• • •

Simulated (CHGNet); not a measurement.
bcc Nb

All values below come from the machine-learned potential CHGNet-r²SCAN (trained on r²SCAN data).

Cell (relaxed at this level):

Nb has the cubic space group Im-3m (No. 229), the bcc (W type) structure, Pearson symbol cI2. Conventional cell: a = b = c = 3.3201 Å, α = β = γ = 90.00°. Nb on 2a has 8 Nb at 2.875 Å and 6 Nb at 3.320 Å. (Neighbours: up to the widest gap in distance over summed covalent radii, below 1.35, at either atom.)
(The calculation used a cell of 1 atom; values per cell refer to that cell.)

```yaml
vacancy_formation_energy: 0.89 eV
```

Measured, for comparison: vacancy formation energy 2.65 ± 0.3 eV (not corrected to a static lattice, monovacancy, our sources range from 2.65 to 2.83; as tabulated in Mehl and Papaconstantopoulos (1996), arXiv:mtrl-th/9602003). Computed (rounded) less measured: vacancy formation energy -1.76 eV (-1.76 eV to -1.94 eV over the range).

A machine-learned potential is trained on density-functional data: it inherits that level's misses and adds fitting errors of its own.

• • •

**REQUIRED ACTION:** Only the lines from the opening of the material through the line with "Cell (relaxed at" should be echoed, exactly as written.

**RESULT:**
Simulated (CHGNet); not a measurement.
bcc Nb

All values below come from the machine-learned potential CHGNet-r²SCAN (trained on r²SCAN data).

Cell (relaxed at this level):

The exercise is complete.